#### DATASET ENTRIES
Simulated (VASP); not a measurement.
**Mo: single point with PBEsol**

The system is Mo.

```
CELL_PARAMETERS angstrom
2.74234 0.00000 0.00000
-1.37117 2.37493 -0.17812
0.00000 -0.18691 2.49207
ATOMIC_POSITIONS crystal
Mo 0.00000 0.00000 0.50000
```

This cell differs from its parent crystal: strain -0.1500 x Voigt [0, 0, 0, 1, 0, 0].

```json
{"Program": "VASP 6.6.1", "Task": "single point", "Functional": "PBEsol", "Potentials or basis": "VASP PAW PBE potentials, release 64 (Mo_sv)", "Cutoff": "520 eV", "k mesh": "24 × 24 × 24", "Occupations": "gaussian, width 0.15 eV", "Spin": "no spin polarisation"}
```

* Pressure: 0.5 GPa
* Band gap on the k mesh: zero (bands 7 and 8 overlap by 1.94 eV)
########

Transcribe the data above in full, exactly as it appears.

§ **TASK RESPONSE**
Simulated (VASP); not a measurement.
**Mo: single point with PBEsol**

The system is Mo.

```
CELL_PARAMETERS angstrom
2.74234 0.00000 0.00000
-1.37117 2.37493 -0.17812
0.00000 -0.18691 2.49207
ATOMIC_POSITIONS crystal
Mo 0.00000 0.00000 0.50000
```

This cell differs from its parent crystal: strain -0.1500 x Voigt [0, 0, 0, 1, 0, 0].

```json
{"Program": "VASP 6.6.1", "Task": "single point", "Functional": "PBEsol", "Potentials or basis": "VASP PAW PBE potentials, release 64 (Mo_sv)", "Cutoff": "520 eV", "k mesh": "24 × 24 × 24", "Occupations": "gaussian, width 0.15 eV", "Spin": "no spin polarisation"}
```

* Pressure: 0.5 GPa
* Band gap on the k mesh: zero (bands 7 and 8 overlap by 1.94 eV)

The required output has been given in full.